- **Provided information**:
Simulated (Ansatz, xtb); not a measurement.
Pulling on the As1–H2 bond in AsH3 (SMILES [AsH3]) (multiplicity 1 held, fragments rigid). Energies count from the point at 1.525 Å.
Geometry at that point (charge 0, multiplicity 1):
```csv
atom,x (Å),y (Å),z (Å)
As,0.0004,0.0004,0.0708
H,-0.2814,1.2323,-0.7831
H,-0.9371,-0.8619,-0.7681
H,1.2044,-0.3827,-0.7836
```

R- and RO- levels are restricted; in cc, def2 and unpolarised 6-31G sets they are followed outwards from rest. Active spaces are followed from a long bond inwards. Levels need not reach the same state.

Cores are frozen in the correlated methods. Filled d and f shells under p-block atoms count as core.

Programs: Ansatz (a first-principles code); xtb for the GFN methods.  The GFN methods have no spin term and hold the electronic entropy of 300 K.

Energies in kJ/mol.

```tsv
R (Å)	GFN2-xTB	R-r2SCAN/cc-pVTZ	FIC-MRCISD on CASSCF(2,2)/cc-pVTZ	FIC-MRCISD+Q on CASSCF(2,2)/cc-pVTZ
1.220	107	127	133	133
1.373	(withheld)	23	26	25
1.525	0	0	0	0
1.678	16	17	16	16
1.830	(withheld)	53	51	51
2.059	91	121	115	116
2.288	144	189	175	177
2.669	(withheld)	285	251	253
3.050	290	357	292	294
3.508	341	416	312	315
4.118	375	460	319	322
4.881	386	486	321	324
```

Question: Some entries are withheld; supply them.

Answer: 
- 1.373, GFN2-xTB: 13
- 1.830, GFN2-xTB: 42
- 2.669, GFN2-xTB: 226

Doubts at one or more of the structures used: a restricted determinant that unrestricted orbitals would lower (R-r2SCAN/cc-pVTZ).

- **Requirement**: Only the lines from the start of the listing through the line with "- 1.373, GFN2-xTB: 13" should be repeated, each exactly as it stands.

- **Result**:
Simulated (Ansatz, xtb); not a measurement.
Pulling on the As1–H2 bond in AsH3 (SMILES [AsH3]) (multiplicity 1 held, fragments rigid). Energies count from the point at 1.525 Å.
Geometry at that point (charge 0, multiplicity 1):
```csv
atom,x (Å),y (Å),z (Å)
As,0.0004,0.0004,0.0708
H,-0.2814,1.2323,-0.7831
H,-0.9371,-0.8619,-0.7681
H,1.2044,-0.3827,-0.7836
```

R- and RO- levels are restricted; in cc, def2 and unpolarised 6-31G sets they are followed outwards from rest. Active spaces are followed from a long bond inwards. Levels need not reach the same state.

Cores are frozen in the correlated methods. Filled d and f shells under p-block atoms count as core.

Programs: Ansatz (a first-principles code); xtb for the GFN methods.  The GFN methods have no spin term and hold the electronic entropy of 300 K.

Energies in kJ/mol.

```tsv
R (Å)	GFN2-xTB	R-r2SCAN/cc-pVTZ	FIC-MRCISD on CASSCF(2,2)/cc-pVTZ	FIC-MRCISD+Q on CASSCF(2,2)/cc-pVTZ
1.220	107	127	133	133
1.373	(withheld)	23	26	25
1.525	0	0	0	0
1.678	16	17	16	16
1.830	(withheld)	53	51	51
2.059	91	121	115	116
2.288	144	189	175	177
2.669	(withheld)	285	251	253
3.050	290	357	292	294
3.508	341	416	312	315
4.118	375	460	319	322
4.881	386	486	321	324
```

Question: Some entries are withheld; supply them.

Answer: 
- 1.373, GFN2-xTB: 13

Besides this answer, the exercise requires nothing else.